ASSIGNED TASK> From the records below, please repeat exactly the line that has "Settings of every", the line that has "Known limits: forces", and every line between them, and nothing else.

[Start of Attachment]
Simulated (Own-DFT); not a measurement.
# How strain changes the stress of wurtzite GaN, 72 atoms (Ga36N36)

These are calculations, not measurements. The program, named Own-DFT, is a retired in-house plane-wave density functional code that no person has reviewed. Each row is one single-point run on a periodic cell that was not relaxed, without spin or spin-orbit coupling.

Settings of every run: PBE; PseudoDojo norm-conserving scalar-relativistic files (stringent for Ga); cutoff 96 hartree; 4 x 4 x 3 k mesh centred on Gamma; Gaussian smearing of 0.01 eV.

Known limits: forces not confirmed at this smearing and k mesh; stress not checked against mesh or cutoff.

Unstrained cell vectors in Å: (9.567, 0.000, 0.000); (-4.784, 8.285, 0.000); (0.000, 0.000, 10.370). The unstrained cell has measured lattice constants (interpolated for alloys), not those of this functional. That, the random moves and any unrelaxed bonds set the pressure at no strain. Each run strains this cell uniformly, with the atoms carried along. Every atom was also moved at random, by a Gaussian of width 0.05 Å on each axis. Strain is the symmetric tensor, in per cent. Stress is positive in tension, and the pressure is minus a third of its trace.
[End of Attachment]

WORKED SOLUTION>
Settings of every run: PBE; PseudoDojo norm-conserving scalar-relativistic files (stringent for Ga); cutoff 96 hartree; 4 x 4 x 3 k mesh centred on Gamma; Gaussian smearing of 0.01 eV.

Known limits: forces not confirmed at this smearing and k mesh; stress not checked against mesh or cutoff.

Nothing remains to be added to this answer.